[EXCERPTED RECORDS]:
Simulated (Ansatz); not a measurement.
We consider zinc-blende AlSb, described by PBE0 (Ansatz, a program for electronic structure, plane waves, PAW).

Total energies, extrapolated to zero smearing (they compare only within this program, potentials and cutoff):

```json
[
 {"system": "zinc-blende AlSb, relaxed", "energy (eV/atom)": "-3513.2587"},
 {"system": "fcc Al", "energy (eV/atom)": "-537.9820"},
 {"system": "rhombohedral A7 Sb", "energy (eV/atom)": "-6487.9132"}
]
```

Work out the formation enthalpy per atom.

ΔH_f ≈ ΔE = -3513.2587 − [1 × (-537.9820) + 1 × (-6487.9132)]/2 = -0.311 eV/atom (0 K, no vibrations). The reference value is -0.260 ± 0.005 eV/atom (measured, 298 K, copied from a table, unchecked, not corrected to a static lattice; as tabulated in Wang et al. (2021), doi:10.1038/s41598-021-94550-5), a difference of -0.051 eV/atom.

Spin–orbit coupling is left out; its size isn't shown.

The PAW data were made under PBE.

[TASK ITEM]: Exactly as they stand, please print the lines from the first line of the records above down to the line that includes "Spin–orbit coupling is", both of those included and no others.

[YOUR RESPONSE]:
Simulated (Ansatz); not a measurement.
We consider zinc-blende AlSb, described by PBE0 (Ansatz, a program for electronic structure, plane waves, PAW).

Total energies, extrapolated to zero smearing (they compare only within this program, potentials and cutoff):

```json
[
 {"system": "zinc-blende AlSb, relaxed", "energy (eV/atom)": "-3513.2587"},
 {"system": "fcc Al", "energy (eV/atom)": "-537.9820"},
 {"system": "rhombohedral A7 Sb", "energy (eV/atom)": "-6487.9132"}
]
```

Work out the formation enthalpy per atom.

ΔH_f ≈ ΔE = -3513.2587 − [1 × (-537.9820) + 1 × (-6487.9132)]/2 = -0.311 eV/atom (0 K, no vibrations). The reference value is -0.260 ± 0.005 eV/atom (measured, 298 K, copied from a table, unchecked, not corrected to a static lattice; as tabulated in Wang et al. (2021), doi:10.1038/s41598-021-94550-5), a difference of -0.051 eV/atom.

Spin–orbit coupling is left out; its size isn't shown.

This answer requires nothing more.